[[ Dataset excerpts, beginning ]]
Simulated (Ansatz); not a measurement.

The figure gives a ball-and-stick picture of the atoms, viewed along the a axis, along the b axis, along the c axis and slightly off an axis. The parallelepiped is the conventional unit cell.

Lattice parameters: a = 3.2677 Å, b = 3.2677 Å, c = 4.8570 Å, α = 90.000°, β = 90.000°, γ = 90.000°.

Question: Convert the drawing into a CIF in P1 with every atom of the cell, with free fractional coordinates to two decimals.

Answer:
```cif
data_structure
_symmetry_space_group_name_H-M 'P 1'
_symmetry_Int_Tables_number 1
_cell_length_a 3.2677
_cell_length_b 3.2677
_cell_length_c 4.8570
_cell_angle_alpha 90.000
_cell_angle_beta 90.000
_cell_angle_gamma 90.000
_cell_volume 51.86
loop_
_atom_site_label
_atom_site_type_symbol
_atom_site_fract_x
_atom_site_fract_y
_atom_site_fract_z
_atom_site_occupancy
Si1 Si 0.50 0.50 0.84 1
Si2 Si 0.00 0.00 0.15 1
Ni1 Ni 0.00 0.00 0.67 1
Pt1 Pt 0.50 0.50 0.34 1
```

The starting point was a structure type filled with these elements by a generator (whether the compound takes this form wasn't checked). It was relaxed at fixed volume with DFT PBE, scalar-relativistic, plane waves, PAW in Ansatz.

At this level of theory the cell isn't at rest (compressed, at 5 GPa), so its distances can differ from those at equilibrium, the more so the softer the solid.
[[ Dataset excerpts, end ]]

Assigned task: From the first line of the listing above to the line that contains "The starting point", inclusive, restate every line word for word. Nothing else belongs in the answer.

Reply:
Simulated (Ansatz); not a measurement.

The figure gives a ball-and-stick picture of the atoms, viewed along the a axis, along the b axis, along the c axis and slightly off an axis. The parallelepiped is the conventional unit cell.

Lattice parameters: a = 3.2677 Å, b = 3.2677 Å, c = 4.8570 Å, α = 90.000°, β = 90.000°, γ = 90.000°.

Question: Convert the drawing into a CIF in P1 with every atom of the cell, with free fractional coordinates to two decimals.

Answer:
```cif
data_structure
_symmetry_space_group_name_H-M 'P 1'
_symmetry_Int_Tables_number 1
_cell_length_a 3.2677
_cell_length_b 3.2677
_cell_length_c 4.8570
_cell_angle_alpha 90.000
_cell_angle_beta 90.000
_cell_angle_gamma 90.000
_cell_volume 51.86
loop_
_atom_site_label
_atom_site_type_symbol
_atom_site_fract_x
_atom_site_fract_y
_atom_site_fract_z
_atom_site_occupancy
Si1 Si 0.50 0.50 0.84 1
Si2 Si 0.00 0.00 0.15 1
Ni1 Ni 0.00 0.00 0.67 1
Pt1 Pt 0.50 0.50 0.34 1
```

The starting point was a structure type filled with these elements by a generator (whether the compound takes this form wasn't checked). It was relaxed at fixed volume with DFT PBE, scalar-relativistic, plane waves, PAW in Ansatz.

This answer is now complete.